> Work request: When you reach the line containing "Alike in both" in the entries below, start writing out each line exactly, and stop after the line containing "Atom by atom".

> Input data:
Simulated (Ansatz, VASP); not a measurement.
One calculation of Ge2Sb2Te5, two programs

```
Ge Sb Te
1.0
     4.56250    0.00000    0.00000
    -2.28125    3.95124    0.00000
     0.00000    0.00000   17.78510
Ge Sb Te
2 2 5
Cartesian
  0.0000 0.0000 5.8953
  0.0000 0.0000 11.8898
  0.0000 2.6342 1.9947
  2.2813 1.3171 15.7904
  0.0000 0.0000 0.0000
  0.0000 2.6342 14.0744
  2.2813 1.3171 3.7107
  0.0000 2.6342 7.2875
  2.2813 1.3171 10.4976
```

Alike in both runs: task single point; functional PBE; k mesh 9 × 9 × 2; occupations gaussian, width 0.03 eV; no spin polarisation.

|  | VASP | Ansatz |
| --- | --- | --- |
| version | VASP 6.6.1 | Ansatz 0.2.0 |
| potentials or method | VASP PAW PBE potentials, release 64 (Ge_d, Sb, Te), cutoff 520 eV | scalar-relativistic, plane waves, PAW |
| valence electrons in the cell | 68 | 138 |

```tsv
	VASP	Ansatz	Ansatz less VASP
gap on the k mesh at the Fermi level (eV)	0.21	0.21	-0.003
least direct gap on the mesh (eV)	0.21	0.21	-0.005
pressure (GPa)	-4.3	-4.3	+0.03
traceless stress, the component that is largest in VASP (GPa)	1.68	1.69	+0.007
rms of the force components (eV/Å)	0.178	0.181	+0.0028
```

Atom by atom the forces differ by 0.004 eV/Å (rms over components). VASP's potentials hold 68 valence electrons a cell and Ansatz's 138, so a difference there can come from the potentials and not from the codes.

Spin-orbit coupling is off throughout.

> Task answer:
Alike in both runs: task single point; functional PBE; k mesh 9 × 9 × 2; occupations gaussian, width 0.03 eV; no spin polarisation.

|  | VASP | Ansatz |
| --- | --- | --- |
| version | VASP 6.6.1 | Ansatz 0.2.0 |
| potentials or method | VASP PAW PBE potentials, release 64 (Ge_d, Sb, Te), cutoff 520 eV | scalar-relativistic, plane waves, PAW |
| valence electrons in the cell | 68 | 138 |

```tsv
	VASP	Ansatz	Ansatz less VASP
gap on the k mesh at the Fermi level (eV)	0.21	0.21	-0.003
least direct gap on the mesh (eV)	0.21	0.21	-0.005
pressure (GPa)	-4.3	-4.3	+0.03
traceless stress, the component that is largest in VASP (GPa)	1.68	1.69	+0.007
rms of the force components (eV/Å)	0.178	0.181	+0.0028
```

Atom by atom the forces differ by 0.004 eV/Å (rms over components). VASP's potentials hold 68 valence electrons a cell and Ansatz's 138, so a difference there can come from the potentials and not from the codes.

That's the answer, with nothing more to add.